Work instruction >>
Go through the data from its first line and retype each line, stopping once the line containing "The two codes" has been retyped.

* * * * * * * * *
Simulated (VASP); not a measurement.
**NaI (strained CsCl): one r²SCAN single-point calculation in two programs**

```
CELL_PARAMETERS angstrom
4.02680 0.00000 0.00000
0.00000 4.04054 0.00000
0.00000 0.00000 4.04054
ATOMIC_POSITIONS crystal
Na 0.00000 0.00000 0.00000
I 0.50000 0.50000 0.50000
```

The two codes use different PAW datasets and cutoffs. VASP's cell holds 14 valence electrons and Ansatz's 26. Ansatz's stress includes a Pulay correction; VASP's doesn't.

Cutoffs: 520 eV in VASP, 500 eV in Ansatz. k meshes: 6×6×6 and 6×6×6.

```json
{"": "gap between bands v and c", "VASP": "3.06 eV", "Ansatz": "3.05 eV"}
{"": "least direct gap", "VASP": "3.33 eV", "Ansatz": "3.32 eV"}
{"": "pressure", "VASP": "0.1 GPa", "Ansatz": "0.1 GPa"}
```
* * * * * * * * *

Your response >>
Simulated (VASP); not a measurement.
**NaI (strained CsCl): one r²SCAN single-point calculation in two programs**

```
CELL_PARAMETERS angstrom
4.02680 0.00000 0.00000
0.00000 4.04054 0.00000
0.00000 0.00000 4.04054
ATOMIC_POSITIONS crystal
Na 0.00000 0.00000 0.00000
I 0.50000 0.50000 0.50000
```

The two codes use different PAW datasets and cutoffs. VASP's cell holds 14 valence electrons and Ansatz's 26. Ansatz's stress includes a Pulay correction; VASP's doesn't.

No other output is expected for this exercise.